Only an exact copy of the listing below will do.

● ● ●

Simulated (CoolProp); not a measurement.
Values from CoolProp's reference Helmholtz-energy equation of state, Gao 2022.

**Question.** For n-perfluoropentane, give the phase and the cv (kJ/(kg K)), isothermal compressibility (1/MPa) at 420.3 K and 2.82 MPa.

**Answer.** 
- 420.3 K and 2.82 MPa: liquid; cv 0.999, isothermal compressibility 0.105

● ● ●

▶ _RESPONSE_:
Simulated (CoolProp); not a measurement.
Values from CoolProp's reference Helmholtz-energy equation of state, Gao 2022.

**Question.** For n-perfluoropentane, give the phase and the cv (kJ/(kg K)), isothermal compressibility (1/MPa) at 420.3 K and 2.82 MPa.

**Answer.** 
- 420.3 K and 2.82 MPa: liquid; cv 0.999, isothermal compressibility 0.105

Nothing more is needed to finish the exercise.